Requirement ▸ Below are entries; copy exactly the lines from the one with "pressure (GPa): -8.0" through the one with "Problem. Which values does Ansatz return?", both included, and leave out the rest.

______________________________
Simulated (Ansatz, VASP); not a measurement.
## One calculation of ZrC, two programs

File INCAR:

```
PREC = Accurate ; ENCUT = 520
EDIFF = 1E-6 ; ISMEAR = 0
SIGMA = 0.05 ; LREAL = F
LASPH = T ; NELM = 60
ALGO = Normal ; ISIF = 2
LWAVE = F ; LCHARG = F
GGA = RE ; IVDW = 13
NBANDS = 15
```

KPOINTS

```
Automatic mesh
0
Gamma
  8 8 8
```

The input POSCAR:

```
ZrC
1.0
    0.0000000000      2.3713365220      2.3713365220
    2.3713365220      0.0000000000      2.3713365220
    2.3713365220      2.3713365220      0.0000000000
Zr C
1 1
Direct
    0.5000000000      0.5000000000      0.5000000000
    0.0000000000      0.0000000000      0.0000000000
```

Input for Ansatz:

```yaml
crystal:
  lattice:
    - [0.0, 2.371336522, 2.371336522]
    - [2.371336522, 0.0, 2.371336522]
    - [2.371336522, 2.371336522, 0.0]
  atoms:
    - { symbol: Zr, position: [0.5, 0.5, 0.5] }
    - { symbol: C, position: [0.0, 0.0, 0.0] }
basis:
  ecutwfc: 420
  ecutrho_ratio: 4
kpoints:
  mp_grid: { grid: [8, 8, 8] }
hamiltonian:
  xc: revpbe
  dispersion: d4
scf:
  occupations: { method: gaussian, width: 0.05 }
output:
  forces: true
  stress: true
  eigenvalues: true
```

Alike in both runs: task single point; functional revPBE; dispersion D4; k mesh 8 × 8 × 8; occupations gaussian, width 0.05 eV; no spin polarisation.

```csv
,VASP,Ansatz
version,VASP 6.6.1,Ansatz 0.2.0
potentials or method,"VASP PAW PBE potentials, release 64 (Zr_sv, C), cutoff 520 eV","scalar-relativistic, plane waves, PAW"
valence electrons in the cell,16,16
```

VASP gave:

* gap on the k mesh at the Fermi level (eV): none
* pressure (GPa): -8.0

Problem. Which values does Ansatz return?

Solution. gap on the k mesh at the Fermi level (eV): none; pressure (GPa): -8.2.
______________________________

Exercise output ▸
* pressure (GPa): -8.0

Problem. Which values does Ansatz return?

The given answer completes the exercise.